* [REQUIRED ACTION]
Only one stretch of the data below is wanted: the lines from the one with "- spring: 2.0 eV/Å²" through the one with "- end points: relaxed", repeated exactly.

-------- AVAILABLE DATA
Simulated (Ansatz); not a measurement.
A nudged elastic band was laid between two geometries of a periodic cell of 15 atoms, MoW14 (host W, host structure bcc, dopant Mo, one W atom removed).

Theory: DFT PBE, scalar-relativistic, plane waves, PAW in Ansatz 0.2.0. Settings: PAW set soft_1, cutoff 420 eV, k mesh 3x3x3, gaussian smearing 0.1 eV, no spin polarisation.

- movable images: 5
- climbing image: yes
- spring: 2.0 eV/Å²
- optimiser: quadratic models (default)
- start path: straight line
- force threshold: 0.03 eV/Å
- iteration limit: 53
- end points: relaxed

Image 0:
----------------

* [RESPONSE BOX]
- spring: 2.0 eV/Å²
- optimiser: quadratic models (default)
- start path: straight line
- force threshold: 0.03 eV/Å
- iteration limit: 53
- end points: relaxed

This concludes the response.